* **Brief**
Go to the line containing "step | 1.5 fs |" in the records below and print it and every following line exactly, on through the line containing "Frames 7.5 fs apart, positions in Å.", then stop.

* **Data for review**

_ _ _ _ _

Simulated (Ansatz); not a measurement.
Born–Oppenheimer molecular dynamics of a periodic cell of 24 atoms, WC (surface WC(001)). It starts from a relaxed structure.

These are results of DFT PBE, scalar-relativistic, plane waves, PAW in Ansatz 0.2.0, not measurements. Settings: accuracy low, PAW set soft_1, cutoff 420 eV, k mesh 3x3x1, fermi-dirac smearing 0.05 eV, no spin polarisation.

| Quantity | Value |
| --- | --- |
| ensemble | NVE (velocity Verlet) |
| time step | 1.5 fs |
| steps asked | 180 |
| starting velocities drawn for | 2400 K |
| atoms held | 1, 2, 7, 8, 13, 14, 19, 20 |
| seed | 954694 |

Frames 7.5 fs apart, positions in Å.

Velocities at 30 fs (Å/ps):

_ _ _ _ _

* **Answer area**
| time step | 1.5 fs |
| steps asked | 180 |
| starting velocities drawn for | 2400 K |
| atoms held | 1, 2, 7, 8, 13, 14, 19, 20 |
| seed | 954694 |

Frames 7.5 fs apart, positions in Å.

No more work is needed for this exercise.